## Record extracts
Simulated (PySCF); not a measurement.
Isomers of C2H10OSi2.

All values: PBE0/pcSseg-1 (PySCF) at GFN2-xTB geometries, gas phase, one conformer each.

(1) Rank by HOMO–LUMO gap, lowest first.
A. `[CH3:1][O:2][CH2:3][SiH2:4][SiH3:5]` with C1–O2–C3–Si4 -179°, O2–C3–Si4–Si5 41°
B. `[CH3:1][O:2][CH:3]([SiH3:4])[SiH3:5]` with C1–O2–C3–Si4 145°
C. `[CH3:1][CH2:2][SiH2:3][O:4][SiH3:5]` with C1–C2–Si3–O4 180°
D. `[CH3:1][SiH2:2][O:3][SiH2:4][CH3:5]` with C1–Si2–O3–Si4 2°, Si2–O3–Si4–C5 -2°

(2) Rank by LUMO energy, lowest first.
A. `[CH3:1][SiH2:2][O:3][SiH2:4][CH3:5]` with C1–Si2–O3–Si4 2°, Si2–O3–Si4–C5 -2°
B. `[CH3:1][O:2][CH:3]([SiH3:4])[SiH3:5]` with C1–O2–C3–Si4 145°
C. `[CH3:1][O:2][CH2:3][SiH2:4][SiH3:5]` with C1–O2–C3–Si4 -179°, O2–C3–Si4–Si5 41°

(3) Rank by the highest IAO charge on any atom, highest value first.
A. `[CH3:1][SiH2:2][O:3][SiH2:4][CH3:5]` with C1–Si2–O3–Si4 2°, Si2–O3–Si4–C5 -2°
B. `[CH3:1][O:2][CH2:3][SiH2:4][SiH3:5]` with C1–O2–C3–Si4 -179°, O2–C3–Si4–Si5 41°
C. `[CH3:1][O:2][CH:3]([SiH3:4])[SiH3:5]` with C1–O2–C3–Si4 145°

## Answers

## Work item
Give every record again, exactly as it reads.

## Reply
Simulated (PySCF); not a measurement.
Isomers of C2H10OSi2.

All values: PBE0/pcSseg-1 (PySCF) at GFN2-xTB geometries, gas phase, one conformer each.

(1) Rank by HOMO–LUMO gap, lowest first.
A. `[CH3:1][O:2][CH2:3][SiH2:4][SiH3:5]` with C1–O2–C3–Si4 -179°, O2–C3–Si4–Si5 41°
B. `[CH3:1][O:2][CH:3]([SiH3:4])[SiH3:5]` with C1–O2–C3–Si4 145°
C. `[CH3:1][CH2:2][SiH2:3][O:4][SiH3:5]` with C1–C2–Si3–O4 180°
D. `[CH3:1][SiH2:2][O:3][SiH2:4][CH3:5]` with C1–Si2–O3–Si4 2°, Si2–O3–Si4–C5 -2°

(2) Rank by LUMO energy, lowest first.
A. `[CH3:1][SiH2:2][O:3][SiH2:4][CH3:5]` with C1–Si2–O3–Si4 2°, Si2–O3–Si4–C5 -2°
B. `[CH3:1][O:2][CH:3]([SiH3:4])[SiH3:5]` with C1–O2–C3–Si4 145°
C. `[CH3:1][O:2][CH2:3][SiH2:4][SiH3:5]` with C1–O2–C3–Si4 -179°, O2–C3–Si4–Si5 41°

(3) Rank by the highest IAO charge on any atom, highest value first.
A. `[CH3:1][SiH2:2][O:3][SiH2:4][CH3:5]` with C1–Si2–O3–Si4 2°, Si2–O3–Si4–C5 -2°
B. `[CH3:1][O:2][CH2:3][SiH2:4][SiH3:5]` with C1–O2–C3–Si4 -179°, O2–C3–Si4–Si5 41°
C. `[CH3:1][O:2][CH:3]([SiH3:4])[SiH3:5]` with C1–O2–C3–Si4 145°

## Answers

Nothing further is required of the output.